Below are the entries. Transcribe exactly the lines from the one with "## C₂H₇InS: a" through the one with "Method of run", ends included, and leave out all others.

═══ RAW DATA
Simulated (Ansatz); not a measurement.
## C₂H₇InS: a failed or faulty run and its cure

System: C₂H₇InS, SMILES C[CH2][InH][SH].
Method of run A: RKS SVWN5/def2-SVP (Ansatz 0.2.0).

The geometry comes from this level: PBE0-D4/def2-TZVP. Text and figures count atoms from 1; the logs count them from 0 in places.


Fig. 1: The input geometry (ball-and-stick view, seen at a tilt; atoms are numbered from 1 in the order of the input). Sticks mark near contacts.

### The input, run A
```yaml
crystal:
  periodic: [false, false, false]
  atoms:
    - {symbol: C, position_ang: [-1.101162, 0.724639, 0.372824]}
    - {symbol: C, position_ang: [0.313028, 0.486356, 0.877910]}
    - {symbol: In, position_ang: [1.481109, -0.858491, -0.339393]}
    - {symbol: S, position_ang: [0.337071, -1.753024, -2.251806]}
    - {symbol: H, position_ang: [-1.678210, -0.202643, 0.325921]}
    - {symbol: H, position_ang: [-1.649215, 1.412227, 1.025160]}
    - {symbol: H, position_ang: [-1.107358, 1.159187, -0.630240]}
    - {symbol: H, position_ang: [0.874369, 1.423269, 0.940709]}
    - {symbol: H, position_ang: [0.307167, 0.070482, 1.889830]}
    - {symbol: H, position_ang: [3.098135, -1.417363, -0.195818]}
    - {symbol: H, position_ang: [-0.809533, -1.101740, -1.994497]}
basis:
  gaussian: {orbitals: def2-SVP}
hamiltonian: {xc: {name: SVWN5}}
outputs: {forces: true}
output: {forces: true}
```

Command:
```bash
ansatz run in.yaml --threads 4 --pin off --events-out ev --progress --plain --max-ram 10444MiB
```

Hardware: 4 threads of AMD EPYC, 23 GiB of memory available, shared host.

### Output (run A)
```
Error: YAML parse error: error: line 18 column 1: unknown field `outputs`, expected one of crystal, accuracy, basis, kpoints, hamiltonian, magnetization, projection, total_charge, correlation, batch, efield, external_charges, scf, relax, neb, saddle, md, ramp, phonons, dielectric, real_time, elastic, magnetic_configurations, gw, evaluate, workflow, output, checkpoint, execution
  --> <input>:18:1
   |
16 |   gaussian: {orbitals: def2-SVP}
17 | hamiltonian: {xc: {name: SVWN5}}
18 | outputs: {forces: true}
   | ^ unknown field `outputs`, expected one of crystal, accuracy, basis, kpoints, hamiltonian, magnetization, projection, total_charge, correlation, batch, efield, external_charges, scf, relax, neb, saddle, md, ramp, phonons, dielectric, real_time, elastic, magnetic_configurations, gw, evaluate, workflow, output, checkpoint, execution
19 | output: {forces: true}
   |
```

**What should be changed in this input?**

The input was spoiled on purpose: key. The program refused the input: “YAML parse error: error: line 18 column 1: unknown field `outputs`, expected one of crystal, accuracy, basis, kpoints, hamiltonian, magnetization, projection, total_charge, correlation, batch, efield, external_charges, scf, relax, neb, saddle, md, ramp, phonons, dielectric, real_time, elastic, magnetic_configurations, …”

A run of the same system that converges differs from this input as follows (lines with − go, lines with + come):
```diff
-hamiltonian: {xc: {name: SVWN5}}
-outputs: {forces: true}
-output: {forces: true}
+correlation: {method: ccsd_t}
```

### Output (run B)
══════

▶ [TASK RESPONSE]:
## C₂H₇InS: a failed or faulty run and its cure

System: C₂H₇InS, SMILES C[CH2][InH][SH].
Method of run A: RKS SVWN5/def2-SVP (Ansatz 0.2.0).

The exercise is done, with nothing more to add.